• _Provided material_
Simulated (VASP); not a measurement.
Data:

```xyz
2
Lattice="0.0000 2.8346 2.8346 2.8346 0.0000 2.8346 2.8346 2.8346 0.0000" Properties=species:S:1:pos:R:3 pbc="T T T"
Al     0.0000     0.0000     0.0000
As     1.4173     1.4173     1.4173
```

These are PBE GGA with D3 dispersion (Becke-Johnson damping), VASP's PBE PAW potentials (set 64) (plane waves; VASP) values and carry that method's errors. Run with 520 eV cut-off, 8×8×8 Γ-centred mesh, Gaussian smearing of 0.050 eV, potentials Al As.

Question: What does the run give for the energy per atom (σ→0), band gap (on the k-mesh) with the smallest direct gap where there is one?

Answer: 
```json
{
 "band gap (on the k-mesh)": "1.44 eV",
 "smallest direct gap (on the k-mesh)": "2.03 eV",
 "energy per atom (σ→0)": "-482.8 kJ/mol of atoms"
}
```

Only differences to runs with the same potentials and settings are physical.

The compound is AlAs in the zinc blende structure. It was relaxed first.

• _Activity_
Among the entries above, copy exactly only the lines starting with the one containing "Question: What does" and going through the one containing "Only differences to", both ends included.

• _Written reply_
Question: What does the run give for the energy per atom (σ→0), band gap (on the k-mesh) with the smallest direct gap where there is one?

Answer: 
```json
{
 "band gap (on the k-mesh)": "1.44 eV",
 "smallest direct gap (on the k-mesh)": "2.03 eV",
 "energy per atom (σ→0)": "-482.8 kJ/mol of atoms"
}
```

Only differences to runs with the same potentials and settings are physical.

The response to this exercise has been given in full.